START Excerpted data
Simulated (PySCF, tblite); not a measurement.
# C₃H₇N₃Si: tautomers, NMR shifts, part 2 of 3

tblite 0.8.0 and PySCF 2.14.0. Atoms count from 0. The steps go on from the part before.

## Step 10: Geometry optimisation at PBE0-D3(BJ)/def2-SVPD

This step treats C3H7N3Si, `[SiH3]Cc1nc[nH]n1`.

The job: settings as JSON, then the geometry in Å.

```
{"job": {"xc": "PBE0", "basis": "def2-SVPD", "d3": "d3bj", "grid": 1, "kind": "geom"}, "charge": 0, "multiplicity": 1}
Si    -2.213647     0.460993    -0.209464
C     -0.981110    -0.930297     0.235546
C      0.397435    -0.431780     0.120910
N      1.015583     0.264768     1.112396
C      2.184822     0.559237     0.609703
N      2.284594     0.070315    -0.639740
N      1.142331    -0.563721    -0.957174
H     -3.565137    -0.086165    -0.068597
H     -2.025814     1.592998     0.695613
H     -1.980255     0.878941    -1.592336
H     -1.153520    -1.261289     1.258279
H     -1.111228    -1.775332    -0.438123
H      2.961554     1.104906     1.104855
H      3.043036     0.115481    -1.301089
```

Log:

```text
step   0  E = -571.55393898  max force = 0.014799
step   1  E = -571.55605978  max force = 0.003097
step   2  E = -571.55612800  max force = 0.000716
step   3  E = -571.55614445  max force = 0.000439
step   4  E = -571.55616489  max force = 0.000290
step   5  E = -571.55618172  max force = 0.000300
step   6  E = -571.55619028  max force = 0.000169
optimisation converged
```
END Excerpted data

## Work task
Your answer should be the whole listing above, repeated exactly as it appears.

## Task solution
Simulated (PySCF, tblite); not a measurement.
# C₃H₇N₃Si: tautomers, NMR shifts, part 2 of 3

tblite 0.8.0 and PySCF 2.14.0. Atoms count from 0. The steps go on from the part before.

## Step 10: Geometry optimisation at PBE0-D3(BJ)/def2-SVPD

This step treats C3H7N3Si, `[SiH3]Cc1nc[nH]n1`.

The job: settings as JSON, then the geometry in Å.

```
{"job": {"xc": "PBE0", "basis": "def2-SVPD", "d3": "d3bj", "grid": 1, "kind": "geom"}, "charge": 0, "multiplicity": 1}
Si    -2.213647     0.460993    -0.209464
C     -0.981110    -0.930297     0.235546
C      0.397435    -0.431780     0.120910
N      1.015583     0.264768     1.112396
C      2.184822     0.559237     0.609703
N      2.284594     0.070315    -0.639740
N      1.142331    -0.563721    -0.957174
H     -3.565137    -0.086165    -0.068597
H     -2.025814     1.592998     0.695613
H     -1.980255     0.878941    -1.592336
H     -1.153520    -1.261289     1.258279
H     -1.111228    -1.775332    -0.438123
H      2.961554     1.104906     1.104855
H      3.043036     0.115481    -1.301089
```

Log:

```text
step   0  E = -571.55393898  max force = 0.014799
step   1  E = -571.55605978  max force = 0.003097
step   2  E = -571.55612800  max force = 0.000716
step   3  E = -571.55614445  max force = 0.000439
step   4  E = -571.55616489  max force = 0.000290
step   5  E = -571.55618172  max force = 0.000300
step   6  E = -571.55619028  max force = 0.000169
optimisation converged
```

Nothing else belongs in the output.